RECORD EXCERPTS:
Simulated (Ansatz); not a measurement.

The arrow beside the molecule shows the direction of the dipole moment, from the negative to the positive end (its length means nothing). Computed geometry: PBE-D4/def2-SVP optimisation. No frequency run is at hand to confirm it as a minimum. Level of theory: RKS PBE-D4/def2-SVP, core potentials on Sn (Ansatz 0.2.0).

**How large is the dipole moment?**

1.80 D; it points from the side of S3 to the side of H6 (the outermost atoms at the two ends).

ACTIVITY:
Each line of the data has to be written out exactly as it appears.

EXERCISE RESULT:
Simulated (Ansatz); not a measurement.

The arrow beside the molecule shows the direction of the dipole moment, from the negative to the positive end (its length means nothing). Computed geometry: PBE-D4/def2-SVP optimisation. No frequency run is at hand to confirm it as a minimum. Level of theory: RKS PBE-D4/def2-SVP, core potentials on Sn (Ansatz 0.2.0).

**How large is the dipole moment?**

1.80 D; it points from the side of S3 to the side of H6 (the outermost atoms at the two ends).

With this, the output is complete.